What appears from the first line of the data below through the line containing "Computed atomic charges", both included, should be copied exactly, and nothing else.

════
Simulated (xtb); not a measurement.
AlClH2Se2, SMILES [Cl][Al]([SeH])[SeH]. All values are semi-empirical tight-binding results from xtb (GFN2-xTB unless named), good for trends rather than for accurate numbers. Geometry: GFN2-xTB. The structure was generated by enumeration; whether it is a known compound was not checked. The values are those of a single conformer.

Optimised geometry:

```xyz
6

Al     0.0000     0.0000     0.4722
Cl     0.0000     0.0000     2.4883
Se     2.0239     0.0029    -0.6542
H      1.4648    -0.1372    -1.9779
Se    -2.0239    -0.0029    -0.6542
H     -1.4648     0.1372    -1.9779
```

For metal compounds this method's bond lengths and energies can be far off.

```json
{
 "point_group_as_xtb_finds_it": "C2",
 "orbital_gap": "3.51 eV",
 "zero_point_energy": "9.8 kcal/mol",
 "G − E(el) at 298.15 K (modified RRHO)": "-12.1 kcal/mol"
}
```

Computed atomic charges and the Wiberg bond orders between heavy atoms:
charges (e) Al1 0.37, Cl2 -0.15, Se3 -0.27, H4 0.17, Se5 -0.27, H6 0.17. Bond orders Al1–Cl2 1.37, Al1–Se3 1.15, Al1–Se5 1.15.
════

**Problem solution**.
Simulated (xtb); not a measurement.
AlClH2Se2, SMILES [Cl][Al]([SeH])[SeH]. All values are semi-empirical tight-binding results from xtb (GFN2-xTB unless named), good for trends rather than for accurate numbers. Geometry: GFN2-xTB. The structure was generated by enumeration; whether it is a known compound was not checked. The values are those of a single conformer.

Optimised geometry:

```xyz
6

Al     0.0000     0.0000     0.4722
Cl     0.0000     0.0000     2.4883
Se     2.0239     0.0029    -0.6542
H      1.4648    -0.1372    -1.9779
Se    -2.0239    -0.0029    -0.6542
H     -1.4648     0.1372    -1.9779
```

For metal compounds this method's bond lengths and energies can be far off.

```json
{
 "point_group_as_xtb_finds_it": "C2",
 "orbital_gap": "3.51 eV",
 "zero_point_energy": "9.8 kcal/mol",
 "G − E(el) at 298.15 K (modified RRHO)": "-12.1 kcal/mol"
}
```

Computed atomic charges and the Wiberg bond orders between heavy atoms:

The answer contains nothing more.